- Requirement: Below is a block of entries; repeat exactly the lines starting at the line that contains "Problem. The run" and ending at the line that contains "Caveats: an odd", both included.

- Information:
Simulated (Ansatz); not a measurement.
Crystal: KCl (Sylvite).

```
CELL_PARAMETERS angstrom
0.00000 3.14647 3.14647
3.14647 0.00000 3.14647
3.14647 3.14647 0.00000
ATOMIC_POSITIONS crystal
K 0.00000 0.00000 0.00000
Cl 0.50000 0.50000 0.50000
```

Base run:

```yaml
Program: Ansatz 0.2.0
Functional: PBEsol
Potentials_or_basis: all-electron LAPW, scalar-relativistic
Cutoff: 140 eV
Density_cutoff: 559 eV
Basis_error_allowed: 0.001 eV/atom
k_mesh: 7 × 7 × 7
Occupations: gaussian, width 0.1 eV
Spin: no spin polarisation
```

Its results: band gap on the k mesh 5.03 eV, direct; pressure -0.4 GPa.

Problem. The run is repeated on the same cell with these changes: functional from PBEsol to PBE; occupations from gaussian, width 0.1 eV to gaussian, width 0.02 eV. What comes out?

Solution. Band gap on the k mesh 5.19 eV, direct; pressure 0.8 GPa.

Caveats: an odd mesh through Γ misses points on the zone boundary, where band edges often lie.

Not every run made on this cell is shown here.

- Response:
Problem. The run is repeated on the same cell with these changes: functional from PBEsol to PBE; occupations from gaussian, width 0.1 eV to gaussian, width 0.02 eV. What comes out?

Solution. Band gap on the k mesh 5.19 eV, direct; pressure 0.8 GPa.

Caveats: an odd mesh through Γ misses points on the zone boundary, where band edges often lie.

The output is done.